● **Data**
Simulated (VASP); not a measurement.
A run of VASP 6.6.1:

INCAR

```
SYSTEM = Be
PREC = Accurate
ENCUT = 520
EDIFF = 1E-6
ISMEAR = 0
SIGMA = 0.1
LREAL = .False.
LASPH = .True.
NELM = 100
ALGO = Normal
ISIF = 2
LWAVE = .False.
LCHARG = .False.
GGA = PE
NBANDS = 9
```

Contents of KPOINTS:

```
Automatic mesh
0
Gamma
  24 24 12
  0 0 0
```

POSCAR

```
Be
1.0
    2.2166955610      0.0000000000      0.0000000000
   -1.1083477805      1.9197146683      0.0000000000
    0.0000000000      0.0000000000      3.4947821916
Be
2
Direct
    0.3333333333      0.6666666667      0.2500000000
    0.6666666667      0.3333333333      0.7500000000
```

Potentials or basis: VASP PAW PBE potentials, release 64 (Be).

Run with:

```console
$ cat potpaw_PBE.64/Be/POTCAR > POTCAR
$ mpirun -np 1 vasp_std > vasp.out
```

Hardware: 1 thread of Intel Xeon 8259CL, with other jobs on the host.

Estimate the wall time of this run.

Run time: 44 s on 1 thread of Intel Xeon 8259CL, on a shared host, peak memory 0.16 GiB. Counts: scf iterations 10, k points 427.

● **Exercise**
When the line with "Potentials or basis: VASP" is reached in the data above, begin copying, and stop after the line with "Estimate the wall time of this run."; copy each line exactly, both ends included.

● **Response area**
Potentials or basis: VASP PAW PBE potentials, release 64 (Be).

Run with:

```console
$ cat potpaw_PBE.64/Be/POTCAR > POTCAR
$ mpirun -np 1 vasp_std > vasp.out
```

Hardware: 1 thread of Intel Xeon 8259CL, with other jobs on the host.

Estimate the wall time of this run.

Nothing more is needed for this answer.